= Beginning of Section =

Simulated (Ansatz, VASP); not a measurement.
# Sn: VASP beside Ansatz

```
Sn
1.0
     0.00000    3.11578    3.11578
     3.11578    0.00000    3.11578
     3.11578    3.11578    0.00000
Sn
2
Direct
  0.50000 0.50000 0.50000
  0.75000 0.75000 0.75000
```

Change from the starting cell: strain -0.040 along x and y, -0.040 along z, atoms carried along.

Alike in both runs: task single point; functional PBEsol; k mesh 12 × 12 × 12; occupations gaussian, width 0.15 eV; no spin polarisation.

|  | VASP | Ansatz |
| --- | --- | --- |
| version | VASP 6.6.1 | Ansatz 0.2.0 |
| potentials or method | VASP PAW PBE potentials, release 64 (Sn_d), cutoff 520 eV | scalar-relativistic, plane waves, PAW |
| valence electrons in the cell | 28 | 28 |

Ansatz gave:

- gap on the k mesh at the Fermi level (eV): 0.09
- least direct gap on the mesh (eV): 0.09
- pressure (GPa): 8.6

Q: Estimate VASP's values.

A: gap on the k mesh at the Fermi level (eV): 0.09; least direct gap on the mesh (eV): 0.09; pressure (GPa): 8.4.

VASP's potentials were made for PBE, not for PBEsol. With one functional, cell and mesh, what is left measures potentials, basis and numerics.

= End of Section =

§ WORK INSTRUCTION
Each line from the start of the records through the line holding "Ansatz 0.2.0 |" must be returned exactly; nothing else belongs in the answer.

§ TASK OUTPUT
Simulated (Ansatz, VASP); not a measurement.
# Sn: VASP beside Ansatz

```
Sn
1.0
     0.00000    3.11578    3.11578
     3.11578    0.00000    3.11578
     3.11578    3.11578    0.00000
Sn
2
Direct
  0.50000 0.50000 0.50000
  0.75000 0.75000 0.75000
```

Change from the starting cell: strain -0.040 along x and y, -0.040 along z, atoms carried along.

Alike in both runs: task single point; functional PBEsol; k mesh 12 × 12 × 12; occupations gaussian, width 0.15 eV; no spin polarisation.

|  | VASP | Ansatz |
| --- | --- | --- |
| version | VASP 6.6.1 | Ansatz 0.2.0 |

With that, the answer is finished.